## WORK ITEM:
In this exercise, the data must be written out exactly.

○ ○ ○

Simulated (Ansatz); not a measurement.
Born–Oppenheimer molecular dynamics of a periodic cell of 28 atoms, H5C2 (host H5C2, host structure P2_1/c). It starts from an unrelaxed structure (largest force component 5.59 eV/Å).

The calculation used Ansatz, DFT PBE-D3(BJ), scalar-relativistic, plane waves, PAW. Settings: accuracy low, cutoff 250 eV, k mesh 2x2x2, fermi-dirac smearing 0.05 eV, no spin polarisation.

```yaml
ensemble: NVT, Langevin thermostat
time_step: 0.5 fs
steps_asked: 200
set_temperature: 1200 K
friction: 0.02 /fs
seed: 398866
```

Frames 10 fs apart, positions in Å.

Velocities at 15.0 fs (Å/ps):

○ ○ ○

## TASK RESPONSE:
Simulated (Ansatz); not a measurement.
Born–Oppenheimer molecular dynamics of a periodic cell of 28 atoms, H5C2 (host H5C2, host structure P2_1/c). It starts from an unrelaxed structure (largest force component 5.59 eV/Å).

The calculation used Ansatz, DFT PBE-D3(BJ), scalar-relativistic, plane waves, PAW. Settings: accuracy low, cutoff 250 eV, k mesh 2x2x2, fermi-dirac smearing 0.05 eV, no spin polarisation.

```yaml
ensemble: NVT, Langevin thermostat
time_step: 0.5 fs
steps_asked: 200
set_temperature: 1200 K
friction: 0.02 /fs
seed: 398866
```

Frames 10 fs apart, positions in Å.

Velocities at 15.0 fs (Å/ps):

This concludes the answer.